##### Input data

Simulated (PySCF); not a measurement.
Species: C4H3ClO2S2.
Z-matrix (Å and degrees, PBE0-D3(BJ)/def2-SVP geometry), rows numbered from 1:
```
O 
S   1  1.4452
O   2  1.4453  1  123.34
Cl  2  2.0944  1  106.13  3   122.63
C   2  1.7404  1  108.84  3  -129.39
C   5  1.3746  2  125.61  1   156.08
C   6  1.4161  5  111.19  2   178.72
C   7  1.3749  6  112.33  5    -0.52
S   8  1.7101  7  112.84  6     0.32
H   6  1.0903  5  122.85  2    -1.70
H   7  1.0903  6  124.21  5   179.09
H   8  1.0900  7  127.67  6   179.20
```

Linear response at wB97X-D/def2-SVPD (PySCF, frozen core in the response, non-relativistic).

##########

#### [Assigned task]
Copy all the records above precisely.

#### [Exercise answer]
Simulated (PySCF); not a measurement.
Species: C4H3ClO2S2.
Z-matrix (Å and degrees, PBE0-D3(BJ)/def2-SVP geometry), rows numbered from 1:
```
O 
S   1  1.4452
O   2  1.4453  1  123.34
Cl  2  2.0944  1  106.13  3   122.63
C   2  1.7404  1  108.84  3  -129.39
C   5  1.3746  2  125.61  1   156.08
C   6  1.4161  5  111.19  2   178.72
C   7  1.3749  6  112.33  5    -0.52
S   8  1.7101  7  112.84  6     0.32
H   6  1.0903  5  122.85  2    -1.70
H   7  1.0903  6  124.21  5   179.09
H   8  1.0900  7  127.67  6   179.20
```

Linear response at wB97X-D/def2-SVPD (PySCF, frozen core in the response, non-relativistic).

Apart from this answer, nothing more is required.